_ASSIGNED TASK_. Every line of the data is to be output verbatim.

_EXERCISE DATA_.
────────────────────
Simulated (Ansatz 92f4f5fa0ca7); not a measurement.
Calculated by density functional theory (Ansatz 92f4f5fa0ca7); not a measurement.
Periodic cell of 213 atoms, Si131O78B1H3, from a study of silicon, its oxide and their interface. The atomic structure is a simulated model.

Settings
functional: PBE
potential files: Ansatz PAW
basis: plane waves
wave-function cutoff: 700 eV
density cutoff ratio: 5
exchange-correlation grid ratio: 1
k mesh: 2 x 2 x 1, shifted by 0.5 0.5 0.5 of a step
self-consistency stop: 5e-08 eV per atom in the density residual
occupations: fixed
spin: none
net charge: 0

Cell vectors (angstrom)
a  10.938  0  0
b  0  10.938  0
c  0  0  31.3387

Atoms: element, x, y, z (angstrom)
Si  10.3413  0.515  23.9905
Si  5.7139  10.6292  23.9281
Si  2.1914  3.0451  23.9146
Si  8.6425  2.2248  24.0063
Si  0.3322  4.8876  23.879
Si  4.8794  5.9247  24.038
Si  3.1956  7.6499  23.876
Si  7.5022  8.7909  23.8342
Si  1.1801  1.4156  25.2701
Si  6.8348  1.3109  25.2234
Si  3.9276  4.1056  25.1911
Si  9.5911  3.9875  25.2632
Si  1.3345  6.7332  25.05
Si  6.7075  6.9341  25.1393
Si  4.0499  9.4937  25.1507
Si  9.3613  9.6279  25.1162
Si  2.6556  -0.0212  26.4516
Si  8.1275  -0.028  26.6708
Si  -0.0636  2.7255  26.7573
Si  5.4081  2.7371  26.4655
────────────────────

_EXPECTED ANSWER_.
Simulated (Ansatz 92f4f5fa0ca7); not a measurement.
Calculated by density functional theory (Ansatz 92f4f5fa0ca7); not a measurement.
Periodic cell of 213 atoms, Si131O78B1H3, from a study of silicon, its oxide and their interface. The atomic structure is a simulated model.

Settings
functional: PBE
potential files: Ansatz PAW
basis: plane waves
wave-function cutoff: 700 eV
density cutoff ratio: 5
exchange-correlation grid ratio: 1
k mesh: 2 x 2 x 1, shifted by 0.5 0.5 0.5 of a step
self-consistency stop: 5e-08 eV per atom in the density residual
occupations: fixed
spin: none
net charge: 0

Cell vectors (angstrom)
a  10.938  0  0
b  0  10.938  0
c  0  0  31.3387

Atoms: element, x, y, z (angstrom)
Si  10.3413  0.515  23.9905
Si  5.7139  10.6292  23.9281
Si  2.1914  3.0451  23.9146
Si  8.6425  2.2248  24.0063
Si  0.3322  4.8876  23.879
Si  4.8794  5.9247  24.038
Si  3.1956  7.6499  23.876
Si  7.5022  8.7909  23.8342
Si  1.1801  1.4156  25.2701
Si  6.8348  1.3109  25.2234
Si  3.9276  4.1056  25.1911
Si  9.5911  3.9875  25.2632
Si  1.3345  6.7332  25.05
Si  6.7075  6.9341  25.1393
Si  4.0499  9.4937  25.1507
Si  9.3613  9.6279  25.1162
Si  2.6556  -0.0212  26.4516
Si  8.1275  -0.028  26.6708
Si  -0.0636  2.7255  26.7573
Si  5.4081  2.7371  26.4655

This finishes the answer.